> **Assignment**: Only the lines from the top of the data through the line containing "### 1 The structure to begin with" should be duplicated, exactly as they appear.

»»

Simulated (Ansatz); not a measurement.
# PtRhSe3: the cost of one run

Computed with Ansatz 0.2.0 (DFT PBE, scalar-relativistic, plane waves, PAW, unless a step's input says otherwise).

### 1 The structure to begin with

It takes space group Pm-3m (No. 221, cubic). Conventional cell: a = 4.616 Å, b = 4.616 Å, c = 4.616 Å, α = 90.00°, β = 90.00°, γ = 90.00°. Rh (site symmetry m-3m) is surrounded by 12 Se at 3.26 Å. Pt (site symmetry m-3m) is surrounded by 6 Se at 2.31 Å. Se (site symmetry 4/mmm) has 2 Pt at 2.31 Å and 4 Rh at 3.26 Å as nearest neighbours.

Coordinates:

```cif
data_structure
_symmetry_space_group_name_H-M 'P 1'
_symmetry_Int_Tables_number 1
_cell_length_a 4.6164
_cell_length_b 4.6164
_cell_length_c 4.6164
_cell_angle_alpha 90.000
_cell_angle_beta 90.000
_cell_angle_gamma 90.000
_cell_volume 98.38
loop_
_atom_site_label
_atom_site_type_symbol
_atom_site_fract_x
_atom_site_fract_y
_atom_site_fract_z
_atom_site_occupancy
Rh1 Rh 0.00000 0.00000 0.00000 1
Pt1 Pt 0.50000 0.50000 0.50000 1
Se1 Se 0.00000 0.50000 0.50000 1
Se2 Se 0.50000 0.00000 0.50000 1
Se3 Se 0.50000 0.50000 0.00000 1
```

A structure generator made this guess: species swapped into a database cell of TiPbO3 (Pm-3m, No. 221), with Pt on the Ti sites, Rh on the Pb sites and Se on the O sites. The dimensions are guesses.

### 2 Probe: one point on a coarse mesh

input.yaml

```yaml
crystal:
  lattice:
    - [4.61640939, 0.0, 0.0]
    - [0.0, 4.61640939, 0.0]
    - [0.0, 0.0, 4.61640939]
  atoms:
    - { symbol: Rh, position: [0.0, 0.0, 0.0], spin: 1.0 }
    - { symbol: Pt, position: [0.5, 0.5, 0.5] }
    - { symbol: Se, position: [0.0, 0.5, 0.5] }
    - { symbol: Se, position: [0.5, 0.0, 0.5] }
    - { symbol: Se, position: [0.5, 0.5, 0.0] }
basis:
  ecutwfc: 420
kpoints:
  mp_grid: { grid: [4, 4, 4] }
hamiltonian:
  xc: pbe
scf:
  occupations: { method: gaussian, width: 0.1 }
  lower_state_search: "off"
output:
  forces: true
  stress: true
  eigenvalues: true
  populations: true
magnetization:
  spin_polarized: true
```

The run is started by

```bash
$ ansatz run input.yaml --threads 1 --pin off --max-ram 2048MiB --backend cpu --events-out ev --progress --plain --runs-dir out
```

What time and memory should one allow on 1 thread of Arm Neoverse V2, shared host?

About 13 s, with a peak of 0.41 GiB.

««

> **Reply**:
Simulated (Ansatz); not a measurement.
# PtRhSe3: the cost of one run

Computed with Ansatz 0.2.0 (DFT PBE, scalar-relativistic, plane waves, PAW, unless a step's input says otherwise).

### 1 The structure to begin with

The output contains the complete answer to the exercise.